(Brief)
Once you find the line with "The molecule is" in the data that follows, repeat it and every line after it exactly, through the line with "6.87 | -6.9 |".

(Information provided)
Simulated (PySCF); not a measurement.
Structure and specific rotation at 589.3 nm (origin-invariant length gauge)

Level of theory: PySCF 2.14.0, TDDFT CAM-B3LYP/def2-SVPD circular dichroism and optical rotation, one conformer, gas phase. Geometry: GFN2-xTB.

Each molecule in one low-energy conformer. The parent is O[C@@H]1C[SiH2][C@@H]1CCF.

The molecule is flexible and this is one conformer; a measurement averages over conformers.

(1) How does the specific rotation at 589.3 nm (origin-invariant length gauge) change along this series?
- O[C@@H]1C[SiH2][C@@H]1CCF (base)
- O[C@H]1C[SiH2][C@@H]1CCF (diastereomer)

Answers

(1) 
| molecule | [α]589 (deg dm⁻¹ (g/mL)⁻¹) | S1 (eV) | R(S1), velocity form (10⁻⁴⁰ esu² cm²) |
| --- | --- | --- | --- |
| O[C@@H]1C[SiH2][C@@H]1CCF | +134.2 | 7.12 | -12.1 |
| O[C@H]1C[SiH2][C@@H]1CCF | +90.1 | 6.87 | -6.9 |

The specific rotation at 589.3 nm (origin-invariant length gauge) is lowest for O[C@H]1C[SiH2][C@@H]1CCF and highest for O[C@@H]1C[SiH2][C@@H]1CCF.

(Written reply)
The molecule is flexible and this is one conformer; a measurement averages over conformers.

(1) How does the specific rotation at 589.3 nm (origin-invariant length gauge) change along this series?
- O[C@@H]1C[SiH2][C@@H]1CCF (base)
- O[C@H]1C[SiH2][C@@H]1CCF (diastereomer)

Answers

(1) 
| molecule | [α]589 (deg dm⁻¹ (g/mL)⁻¹) | S1 (eV) | R(S1), velocity form (10⁻⁴⁰ esu² cm²) |
| --- | --- | --- | --- |
| O[C@@H]1C[SiH2][C@@H]1CCF | +134.2 | 7.12 | -12.1 |
| O[C@H]1C[SiH2][C@@H]1CCF | +90.1 | 6.87 | -6.9 |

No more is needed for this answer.